» INPUT DATA:
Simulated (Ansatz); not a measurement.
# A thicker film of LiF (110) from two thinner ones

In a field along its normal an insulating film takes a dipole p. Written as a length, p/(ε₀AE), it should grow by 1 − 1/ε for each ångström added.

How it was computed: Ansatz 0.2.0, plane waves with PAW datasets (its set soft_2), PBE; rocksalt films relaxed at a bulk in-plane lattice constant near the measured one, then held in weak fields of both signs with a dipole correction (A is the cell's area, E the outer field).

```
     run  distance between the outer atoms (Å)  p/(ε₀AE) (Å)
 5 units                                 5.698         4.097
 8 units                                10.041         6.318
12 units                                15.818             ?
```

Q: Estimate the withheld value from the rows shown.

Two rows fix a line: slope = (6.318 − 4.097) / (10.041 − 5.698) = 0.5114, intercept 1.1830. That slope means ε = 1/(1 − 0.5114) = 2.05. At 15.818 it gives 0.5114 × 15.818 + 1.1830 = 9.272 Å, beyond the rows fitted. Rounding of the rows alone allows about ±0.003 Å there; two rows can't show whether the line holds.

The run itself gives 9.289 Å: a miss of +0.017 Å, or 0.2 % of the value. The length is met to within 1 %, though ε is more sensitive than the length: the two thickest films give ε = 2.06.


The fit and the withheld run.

» WORK ITEM: Starting at the first line of the material above, reproduce each line exactly up to and including the line with "In a field along".

» ANSWER BOX:
Simulated (Ansatz); not a measurement.
# A thicker film of LiF (110) from two thinner ones

In a field along its normal an insulating film takes a dipole p. Written as a length, p/(ε₀AE), it should grow by 1 − 1/ε for each ångström added.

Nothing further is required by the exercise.